• **ACTIVITY**:
Starting at the first line of the records below, transcribe each line exactly, ending with the line that contains "gap on the k mesh at the Fermi level (eV): 3.10;".

• **DATA TO EXAMINE**:
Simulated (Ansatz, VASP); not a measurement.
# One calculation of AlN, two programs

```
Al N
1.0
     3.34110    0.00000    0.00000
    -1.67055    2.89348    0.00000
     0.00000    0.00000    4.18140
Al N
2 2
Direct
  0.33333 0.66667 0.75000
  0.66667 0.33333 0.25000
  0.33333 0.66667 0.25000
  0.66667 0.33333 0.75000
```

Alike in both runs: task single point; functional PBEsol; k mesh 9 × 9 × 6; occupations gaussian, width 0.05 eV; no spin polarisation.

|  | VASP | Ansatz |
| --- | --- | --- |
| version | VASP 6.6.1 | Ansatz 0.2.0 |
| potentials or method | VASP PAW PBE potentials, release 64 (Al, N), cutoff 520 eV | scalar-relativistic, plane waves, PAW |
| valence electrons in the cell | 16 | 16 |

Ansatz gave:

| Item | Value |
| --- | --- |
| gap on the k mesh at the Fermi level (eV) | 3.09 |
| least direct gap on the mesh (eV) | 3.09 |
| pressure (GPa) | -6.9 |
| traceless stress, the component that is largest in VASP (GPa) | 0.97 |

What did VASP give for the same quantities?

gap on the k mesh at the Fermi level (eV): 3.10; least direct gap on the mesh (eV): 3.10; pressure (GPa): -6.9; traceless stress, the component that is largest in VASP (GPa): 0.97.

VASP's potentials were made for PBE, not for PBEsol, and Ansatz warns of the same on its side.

• **YOUR SOLUTION**:
Simulated (Ansatz, VASP); not a measurement.
# One calculation of AlN, two programs

```
Al N
1.0
     3.34110    0.00000    0.00000
    -1.67055    2.89348    0.00000
     0.00000    0.00000    4.18140
Al N
2 2
Direct
  0.33333 0.66667 0.75000
  0.66667 0.33333 0.25000
  0.33333 0.66667 0.25000
  0.66667 0.33333 0.75000
```

Alike in both runs: task single point; functional PBEsol; k mesh 9 × 9 × 6; occupations gaussian, width 0.05 eV; no spin polarisation.

|  | VASP | Ansatz |
| --- | --- | --- |
| version | VASP 6.6.1 | Ansatz 0.2.0 |
| potentials or method | VASP PAW PBE potentials, release 64 (Al, N), cutoff 520 eV | scalar-relativistic, plane waves, PAW |
| valence electrons in the cell | 16 | 16 |

Ansatz gave:

| Item | Value |
| --- | --- |
| gap on the k mesh at the Fermi level (eV) | 3.09 |
| least direct gap on the mesh (eV) | 3.09 |
| pressure (GPa) | -6.9 |
| traceless stress, the component that is largest in VASP (GPa) | 0.97 |

What did VASP give for the same quantities?

gap on the k mesh at the Fermi level (eV): 3.10; least direct gap on the mesh (eV): 3.10; pressure (GPa): -6.9; traceless stress, the component that is largest in VASP (GPa): 0.97.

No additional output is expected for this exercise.